All of the entries must be duplicated exactly.

[Records supplied]
+++++
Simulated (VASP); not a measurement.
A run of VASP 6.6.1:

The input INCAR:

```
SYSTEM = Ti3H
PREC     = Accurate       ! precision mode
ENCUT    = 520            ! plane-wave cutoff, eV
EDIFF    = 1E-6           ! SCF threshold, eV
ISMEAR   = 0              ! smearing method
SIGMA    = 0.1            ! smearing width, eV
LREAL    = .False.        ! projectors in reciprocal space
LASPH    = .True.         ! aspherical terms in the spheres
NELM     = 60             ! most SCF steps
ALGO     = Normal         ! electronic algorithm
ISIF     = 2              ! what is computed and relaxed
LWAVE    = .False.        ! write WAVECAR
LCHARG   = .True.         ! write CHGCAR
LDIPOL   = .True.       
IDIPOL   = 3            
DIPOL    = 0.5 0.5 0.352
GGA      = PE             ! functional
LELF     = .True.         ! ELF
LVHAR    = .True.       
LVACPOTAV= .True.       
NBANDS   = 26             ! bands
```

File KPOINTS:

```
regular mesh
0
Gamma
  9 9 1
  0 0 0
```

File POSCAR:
+++++

[Written response]
Simulated (VASP); not a measurement.
A run of VASP 6.6.1:

The input INCAR:

```
SYSTEM = Ti3H
PREC     = Accurate       ! precision mode
ENCUT    = 520            ! plane-wave cutoff, eV
EDIFF    = 1E-6           ! SCF threshold, eV
ISMEAR   = 0              ! smearing method
SIGMA    = 0.1            ! smearing width, eV
LREAL    = .False.        ! projectors in reciprocal space
LASPH    = .True.         ! aspherical terms in the spheres
NELM     = 60             ! most SCF steps
ALGO     = Normal         ! electronic algorithm
ISIF     = 2              ! what is computed and relaxed
LWAVE    = .False.        ! write WAVECAR
LCHARG   = .True.         ! write CHGCAR
LDIPOL   = .True.       
IDIPOL   = 3            
DIPOL    = 0.5 0.5 0.352
GGA      = PE             ! functional
LELF     = .True.         ! ELF
LVHAR    = .True.       
LVACPOTAV= .True.       
NBANDS   = 26             ! bands
```

File KPOINTS:

```
regular mesh
0
Gamma
  9 9 1
  0 0 0
```

File POSCAR:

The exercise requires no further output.